RECORDS SHOWN:
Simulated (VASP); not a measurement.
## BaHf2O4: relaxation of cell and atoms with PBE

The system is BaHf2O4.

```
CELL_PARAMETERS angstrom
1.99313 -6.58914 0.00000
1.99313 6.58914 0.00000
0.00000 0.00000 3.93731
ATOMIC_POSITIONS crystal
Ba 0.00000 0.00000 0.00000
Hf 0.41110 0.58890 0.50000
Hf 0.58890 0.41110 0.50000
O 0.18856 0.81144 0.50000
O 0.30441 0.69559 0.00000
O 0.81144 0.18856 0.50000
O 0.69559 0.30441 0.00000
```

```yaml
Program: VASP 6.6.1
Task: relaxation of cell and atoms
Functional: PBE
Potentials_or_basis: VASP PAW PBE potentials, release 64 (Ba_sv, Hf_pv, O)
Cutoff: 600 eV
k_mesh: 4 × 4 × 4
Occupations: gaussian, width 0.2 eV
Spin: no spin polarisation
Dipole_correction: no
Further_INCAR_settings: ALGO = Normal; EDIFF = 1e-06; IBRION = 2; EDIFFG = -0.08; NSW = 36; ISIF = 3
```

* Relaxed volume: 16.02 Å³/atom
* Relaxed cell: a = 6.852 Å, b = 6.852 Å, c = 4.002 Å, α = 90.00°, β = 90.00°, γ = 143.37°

WORK INSTRUCTION:
The lines above need to be restated word for word, all of them.

ANSWER BOX:
Simulated (VASP); not a measurement.
## BaHf2O4: relaxation of cell and atoms with PBE

The system is BaHf2O4.

```
CELL_PARAMETERS angstrom
1.99313 -6.58914 0.00000
1.99313 6.58914 0.00000
0.00000 0.00000 3.93731
ATOMIC_POSITIONS crystal
Ba 0.00000 0.00000 0.00000
Hf 0.41110 0.58890 0.50000
Hf 0.58890 0.41110 0.50000
O 0.18856 0.81144 0.50000
O 0.30441 0.69559 0.00000
O 0.81144 0.18856 0.50000
O 0.69559 0.30441 0.00000
```

```yaml
Program: VASP 6.6.1
Task: relaxation of cell and atoms
Functional: PBE
Potentials_or_basis: VASP PAW PBE potentials, release 64 (Ba_sv, Hf_pv, O)
Cutoff: 600 eV
k_mesh: 4 × 4 × 4
Occupations: gaussian, width 0.2 eV
Spin: no spin polarisation
Dipole_correction: no
Further_INCAR_settings: ALGO = Normal; EDIFF = 1e-06; IBRION = 2; EDIFFG = -0.08; NSW = 36; ISIF = 3
```

* Relaxed volume: 16.02 Å³/atom
* Relaxed cell: a = 6.852 Å, b = 6.852 Å, c = 4.002 Å, α = 90.00°, β = 90.00°, γ = 143.37°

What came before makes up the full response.